# [Dataset]
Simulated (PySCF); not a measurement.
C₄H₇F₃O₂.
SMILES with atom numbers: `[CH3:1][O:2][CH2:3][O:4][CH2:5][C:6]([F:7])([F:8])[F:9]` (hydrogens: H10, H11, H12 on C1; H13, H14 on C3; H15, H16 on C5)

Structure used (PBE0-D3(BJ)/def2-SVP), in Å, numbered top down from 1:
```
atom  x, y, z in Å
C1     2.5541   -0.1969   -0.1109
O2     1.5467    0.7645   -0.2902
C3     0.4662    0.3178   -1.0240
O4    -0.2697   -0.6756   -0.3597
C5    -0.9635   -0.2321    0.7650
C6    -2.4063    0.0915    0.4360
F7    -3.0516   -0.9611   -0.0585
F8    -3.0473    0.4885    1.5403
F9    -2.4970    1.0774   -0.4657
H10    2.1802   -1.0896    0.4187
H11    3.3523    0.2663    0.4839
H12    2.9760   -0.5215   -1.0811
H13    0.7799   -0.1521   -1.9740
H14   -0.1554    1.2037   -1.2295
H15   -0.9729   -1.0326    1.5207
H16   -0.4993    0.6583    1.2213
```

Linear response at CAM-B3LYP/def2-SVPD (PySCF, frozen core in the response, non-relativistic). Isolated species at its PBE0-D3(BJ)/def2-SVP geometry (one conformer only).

# [Work task]
Each entry above has to be transcribed exactly as it appears.

# [Written reply]
Simulated (PySCF); not a measurement.
C₄H₇F₃O₂.
SMILES with atom numbers: `[CH3:1][O:2][CH2:3][O:4][CH2:5][C:6]([F:7])([F:8])[F:9]` (hydrogens: H10, H11, H12 on C1; H13, H14 on C3; H15, H16 on C5)

Structure used (PBE0-D3(BJ)/def2-SVP), in Å, numbered top down from 1:
```
atom  x, y, z in Å
C1     2.5541   -0.1969   -0.1109
O2     1.5467    0.7645   -0.2902
C3     0.4662    0.3178   -1.0240
O4    -0.2697   -0.6756   -0.3597
C5    -0.9635   -0.2321    0.7650
C6    -2.4063    0.0915    0.4360
F7    -3.0516   -0.9611   -0.0585
F8    -3.0473    0.4885    1.5403
F9    -2.4970    1.0774   -0.4657
H10    2.1802   -1.0896    0.4187
H11    3.3523    0.2663    0.4839
H12    2.9760   -0.5215   -1.0811
H13    0.7799   -0.1521   -1.9740
H14   -0.1554    1.2037   -1.2295
H15   -0.9729   -1.0326    1.5207
H16   -0.4993    0.6583    1.2213
```

Linear response at CAM-B3LYP/def2-SVPD (PySCF, frozen core in the response, non-relativistic). Isolated species at its PBE0-D3(BJ)/def2-SVP geometry (one conformer only).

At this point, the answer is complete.